• Exercise data:
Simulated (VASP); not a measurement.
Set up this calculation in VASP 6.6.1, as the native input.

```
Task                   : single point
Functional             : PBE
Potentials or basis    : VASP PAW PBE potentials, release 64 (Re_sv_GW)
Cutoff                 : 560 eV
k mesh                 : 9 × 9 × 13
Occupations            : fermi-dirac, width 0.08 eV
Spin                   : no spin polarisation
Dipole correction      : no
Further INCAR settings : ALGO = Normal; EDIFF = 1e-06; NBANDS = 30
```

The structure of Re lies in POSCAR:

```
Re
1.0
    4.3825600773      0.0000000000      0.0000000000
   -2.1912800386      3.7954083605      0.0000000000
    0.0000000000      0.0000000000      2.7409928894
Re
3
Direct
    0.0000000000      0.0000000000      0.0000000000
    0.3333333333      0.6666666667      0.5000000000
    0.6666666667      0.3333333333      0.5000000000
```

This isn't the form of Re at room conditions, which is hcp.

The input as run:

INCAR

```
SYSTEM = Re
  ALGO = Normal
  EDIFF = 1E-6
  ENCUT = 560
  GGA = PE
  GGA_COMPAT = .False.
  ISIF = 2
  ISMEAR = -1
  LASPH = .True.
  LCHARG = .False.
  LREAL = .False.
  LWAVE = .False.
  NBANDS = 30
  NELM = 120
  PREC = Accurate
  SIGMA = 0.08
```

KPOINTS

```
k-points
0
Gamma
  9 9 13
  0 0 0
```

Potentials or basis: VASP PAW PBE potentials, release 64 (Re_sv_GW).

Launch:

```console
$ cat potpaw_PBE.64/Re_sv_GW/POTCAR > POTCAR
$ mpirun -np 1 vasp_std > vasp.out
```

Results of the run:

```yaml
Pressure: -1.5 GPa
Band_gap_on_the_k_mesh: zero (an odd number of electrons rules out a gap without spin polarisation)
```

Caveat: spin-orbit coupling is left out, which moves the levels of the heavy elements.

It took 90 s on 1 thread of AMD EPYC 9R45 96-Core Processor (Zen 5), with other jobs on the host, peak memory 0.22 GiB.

• Assignment:
Output exactly the lines of the records from the first through the one bearing "Caveat: spin-orbit coupling", both ends included.

• Task result:
Simulated (VASP); not a measurement.
Set up this calculation in VASP 6.6.1, as the native input.

```
Task                   : single point
Functional             : PBE
Potentials or basis    : VASP PAW PBE potentials, release 64 (Re_sv_GW)
Cutoff                 : 560 eV
k mesh                 : 9 × 9 × 13
Occupations            : fermi-dirac, width 0.08 eV
Spin                   : no spin polarisation
Dipole correction      : no
Further INCAR settings : ALGO = Normal; EDIFF = 1e-06; NBANDS = 30
```

The structure of Re lies in POSCAR:

```
Re
1.0
    4.3825600773      0.0000000000      0.0000000000
   -2.1912800386      3.7954083605      0.0000000000
    0.0000000000      0.0000000000      2.7409928894
Re
3
Direct
    0.0000000000      0.0000000000      0.0000000000
    0.3333333333      0.6666666667      0.5000000000
    0.6666666667      0.3333333333      0.5000000000
```

This isn't the form of Re at room conditions, which is hcp.

The input as run:

INCAR

```
SYSTEM = Re
  ALGO = Normal
  EDIFF = 1E-6
  ENCUT = 560
  GGA = PE
  GGA_COMPAT = .False.
  ISIF = 2
  ISMEAR = -1
  LASPH = .True.
  LCHARG = .False.
  LREAL = .False.
  LWAVE = .False.
  NBANDS = 30
  NELM = 120
  PREC = Accurate
  SIGMA = 0.08
```

KPOINTS

```
k-points
0
Gamma
  9 9 13
  0 0 0
```

Potentials or basis: VASP PAW PBE potentials, release 64 (Re_sv_GW).

Launch:

```console
$ cat potpaw_PBE.64/Re_sv_GW/POTCAR > POTCAR
$ mpirun -np 1 vasp_std > vasp.out
```

Results of the run:

```yaml
Pressure: -1.5 GPa
Band_gap_on_the_k_mesh: zero (an odd number of electrons rules out a gap without spin polarisation)
```

Caveat: spin-orbit coupling is left out, which moves the levels of the heavy elements.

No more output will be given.